Exercise
What is needed is a faithful copy of all the records.

Supplied records
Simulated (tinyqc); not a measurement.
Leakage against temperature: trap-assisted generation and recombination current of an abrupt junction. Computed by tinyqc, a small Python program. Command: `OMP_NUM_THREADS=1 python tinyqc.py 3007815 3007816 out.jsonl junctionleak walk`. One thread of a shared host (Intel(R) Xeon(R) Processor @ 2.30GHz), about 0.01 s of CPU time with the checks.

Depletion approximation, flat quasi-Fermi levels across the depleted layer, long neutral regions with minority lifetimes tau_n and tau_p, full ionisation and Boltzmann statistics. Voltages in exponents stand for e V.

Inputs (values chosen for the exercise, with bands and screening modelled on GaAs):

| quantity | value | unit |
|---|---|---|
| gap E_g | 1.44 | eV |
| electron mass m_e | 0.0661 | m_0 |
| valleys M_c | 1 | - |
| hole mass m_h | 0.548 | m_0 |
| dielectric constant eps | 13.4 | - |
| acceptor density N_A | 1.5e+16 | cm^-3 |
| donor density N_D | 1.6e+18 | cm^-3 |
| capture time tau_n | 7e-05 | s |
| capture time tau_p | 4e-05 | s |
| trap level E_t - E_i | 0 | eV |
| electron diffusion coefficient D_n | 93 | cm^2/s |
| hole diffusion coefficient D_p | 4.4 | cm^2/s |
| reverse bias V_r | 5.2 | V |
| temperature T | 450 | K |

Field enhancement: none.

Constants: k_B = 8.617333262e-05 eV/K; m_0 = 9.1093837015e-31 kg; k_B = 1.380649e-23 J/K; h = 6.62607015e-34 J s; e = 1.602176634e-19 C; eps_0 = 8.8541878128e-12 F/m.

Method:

Answer box
Simulated (tinyqc); not a measurement.
Leakage against temperature: trap-assisted generation and recombination current of an abrupt junction. Computed by tinyqc, a small Python program. Command: `OMP_NUM_THREADS=1 python tinyqc.py 3007815 3007816 out.jsonl junctionleak walk`. One thread of a shared host (Intel(R) Xeon(R) Processor @ 2.30GHz), about 0.01 s of CPU time with the checks.

Depletion approximation, flat quasi-Fermi levels across the depleted layer, long neutral regions with minority lifetimes tau_n and tau_p, full ionisation and Boltzmann statistics. Voltages in exponents stand for e V.

Inputs (values chosen for the exercise, with bands and screening modelled on GaAs):

| quantity | value | unit |
|---|---|---|
| gap E_g | 1.44 | eV |
| electron mass m_e | 0.0661 | m_0 |
| valleys M_c | 1 | - |
| hole mass m_h | 0.548 | m_0 |
| dielectric constant eps | 13.4 | - |
| acceptor density N_A | 1.5e+16 | cm^-3 |
| donor density N_D | 1.6e+18 | cm^-3 |
| capture time tau_n | 7e-05 | s |
| capture time tau_p | 4e-05 | s |
| trap level E_t - E_i | 0 | eV |
| electron diffusion coefficient D_n | 93 | cm^2/s |
| hole diffusion coefficient D_p | 4.4 | cm^2/s |
| reverse bias V_r | 5.2 | V |
| temperature T | 450 | K |

Field enhancement: none.

Constants: k_B = 8.617333262e-05 eV/K; m_0 = 9.1093837015e-31 kg; k_B = 1.380649e-23 J/K; h = 6.62607015e-34 J s; e = 1.602176634e-19 C; eps_0 = 8.8541878128e-12 F/m.

Method:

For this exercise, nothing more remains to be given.